SUPPLIED INFORMATION START

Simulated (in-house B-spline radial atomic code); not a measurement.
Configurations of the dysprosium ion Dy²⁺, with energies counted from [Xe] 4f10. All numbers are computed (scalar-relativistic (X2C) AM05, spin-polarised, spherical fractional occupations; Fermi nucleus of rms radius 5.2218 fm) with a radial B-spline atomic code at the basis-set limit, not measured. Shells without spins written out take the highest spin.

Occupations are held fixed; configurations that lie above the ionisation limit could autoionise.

SUPPLIED INFORMATION END

Output the listing above in full. Every line must match.

REPLY>
Simulated (in-house B-spline radial atomic code); not a measurement.
Configurations of the dysprosium ion Dy²⁺, with energies counted from [Xe] 4f10. All numbers are computed (scalar-relativistic (X2C) AM05, spin-polarised, spherical fractional occupations; Fermi nucleus of rms radius 5.2218 fm) with a radial B-spline atomic code at the basis-set limit, not measured. Shells without spins written out take the highest spin.

Occupations are held fixed; configurations that lie above the ionisation limit could autoionise.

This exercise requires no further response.